§ **Activity**
Restate word for word the lines of the entries below, starting with the line that holds "TiAl3, 4 atoms" and ending with the line that holds "no spin polarisation", and no others.

§ **Records provided**
**********

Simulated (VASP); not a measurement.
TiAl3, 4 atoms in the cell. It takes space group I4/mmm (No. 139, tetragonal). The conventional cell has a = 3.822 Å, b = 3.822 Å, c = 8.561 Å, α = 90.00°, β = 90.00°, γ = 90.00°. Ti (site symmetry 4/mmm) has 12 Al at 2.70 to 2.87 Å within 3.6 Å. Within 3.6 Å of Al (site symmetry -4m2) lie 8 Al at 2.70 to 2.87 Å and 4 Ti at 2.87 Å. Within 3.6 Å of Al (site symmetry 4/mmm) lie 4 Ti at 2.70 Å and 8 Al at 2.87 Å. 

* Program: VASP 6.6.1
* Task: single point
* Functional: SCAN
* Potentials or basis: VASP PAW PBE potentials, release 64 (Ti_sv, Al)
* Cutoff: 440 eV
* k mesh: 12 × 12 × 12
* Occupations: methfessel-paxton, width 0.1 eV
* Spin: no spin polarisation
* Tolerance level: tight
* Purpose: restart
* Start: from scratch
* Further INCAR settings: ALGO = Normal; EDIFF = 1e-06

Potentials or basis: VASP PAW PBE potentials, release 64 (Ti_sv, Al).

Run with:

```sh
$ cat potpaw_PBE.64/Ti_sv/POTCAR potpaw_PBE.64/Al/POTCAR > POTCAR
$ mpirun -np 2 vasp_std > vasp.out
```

**********

§ **Answer area**
TiAl3, 4 atoms in the cell. It takes space group I4/mmm (No. 139, tetragonal). The conventional cell has a = 3.822 Å, b = 3.822 Å, c = 8.561 Å, α = 90.00°, β = 90.00°, γ = 90.00°. Ti (site symmetry 4/mmm) has 12 Al at 2.70 to 2.87 Å within 3.6 Å. Within 3.6 Å of Al (site symmetry -4m2) lie 8 Al at 2.70 to 2.87 Å and 4 Ti at 2.87 Å. Within 3.6 Å of Al (site symmetry 4/mmm) lie 4 Ti at 2.70 Å and 8 Al at 2.87 Å. 

* Program: VASP 6.6.1
* Task: single point
* Functional: SCAN
* Potentials or basis: VASP PAW PBE potentials, release 64 (Ti_sv, Al)
* Cutoff: 440 eV
* k mesh: 12 × 12 × 12
* Occupations: methfessel-paxton, width 0.1 eV
* Spin: no spin polarisation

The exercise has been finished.